---------- DATA EXTRACT ----------
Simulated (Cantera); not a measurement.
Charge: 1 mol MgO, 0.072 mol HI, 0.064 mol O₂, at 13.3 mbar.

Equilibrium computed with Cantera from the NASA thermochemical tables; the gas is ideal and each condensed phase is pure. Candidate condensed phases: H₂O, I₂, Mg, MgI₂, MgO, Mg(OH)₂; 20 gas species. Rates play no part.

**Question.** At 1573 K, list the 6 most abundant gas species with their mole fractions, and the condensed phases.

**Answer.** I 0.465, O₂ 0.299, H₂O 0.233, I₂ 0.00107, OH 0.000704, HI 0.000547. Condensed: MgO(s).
----------

* [BRIEF]:
Return the entries above unchanged, starting at the first line and stopping after the line with "the condensed phases.".

* [EXERCISE SOLUTION]:
Simulated (Cantera); not a measurement.
Charge: 1 mol MgO, 0.072 mol HI, 0.064 mol O₂, at 13.3 mbar.

Equilibrium computed with Cantera from the NASA thermochemical tables; the gas is ideal and each condensed phase is pure. Candidate condensed phases: H₂O, I₂, Mg, MgI₂, MgO, Mg(OH)₂; 20 gas species. Rates play no part.

**Question.** At 1573 K, list the 6 most abundant gas species with their mole fractions, and the condensed phases.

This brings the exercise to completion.